**WORK REQUEST**
The line containing "Cost of the" marks the end: quote every line from the start of the records below through it, word for word.

########################################

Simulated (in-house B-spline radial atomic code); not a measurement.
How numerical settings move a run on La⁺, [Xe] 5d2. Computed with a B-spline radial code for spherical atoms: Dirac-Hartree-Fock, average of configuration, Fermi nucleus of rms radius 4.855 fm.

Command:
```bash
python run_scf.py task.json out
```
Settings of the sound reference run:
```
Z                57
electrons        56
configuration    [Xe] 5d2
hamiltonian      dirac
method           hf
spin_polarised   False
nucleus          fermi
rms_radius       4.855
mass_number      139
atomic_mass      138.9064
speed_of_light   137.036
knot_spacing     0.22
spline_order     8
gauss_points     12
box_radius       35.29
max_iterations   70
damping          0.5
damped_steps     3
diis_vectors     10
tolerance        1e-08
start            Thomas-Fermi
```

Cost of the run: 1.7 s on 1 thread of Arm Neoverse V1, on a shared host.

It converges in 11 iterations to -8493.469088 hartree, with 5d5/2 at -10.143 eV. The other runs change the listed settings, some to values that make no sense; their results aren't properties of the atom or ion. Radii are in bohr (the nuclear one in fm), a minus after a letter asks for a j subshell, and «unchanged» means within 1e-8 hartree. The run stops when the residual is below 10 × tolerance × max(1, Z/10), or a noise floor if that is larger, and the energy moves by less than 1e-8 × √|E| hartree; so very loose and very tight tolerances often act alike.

########################################

**EXERCISE RESULT**
Simulated (in-house B-spline radial atomic code); not a measurement.
How numerical settings move a run on La⁺, [Xe] 5d2. Computed with a B-spline radial code for spherical atoms: Dirac-Hartree-Fock, average of configuration, Fermi nucleus of rms radius 4.855 fm.

Command:
```bash
python run_scf.py task.json out
```
Settings of the sound reference run:
```
Z                57
electrons        56
configuration    [Xe] 5d2
hamiltonian      dirac
method           hf
spin_polarised   False
nucleus          fermi
rms_radius       4.855
mass_number      139
atomic_mass      138.9064
speed_of_light   137.036
knot_spacing     0.22
spline_order     8
gauss_points     12
box_radius       35.29
max_iterations   70
damping          0.5
damped_steps     3
diis_vectors     10
tolerance        1e-08
start            Thomas-Fermi
```

Cost of the run: 1.7 s on 1 thread of Arm Neoverse V1, on a shared host.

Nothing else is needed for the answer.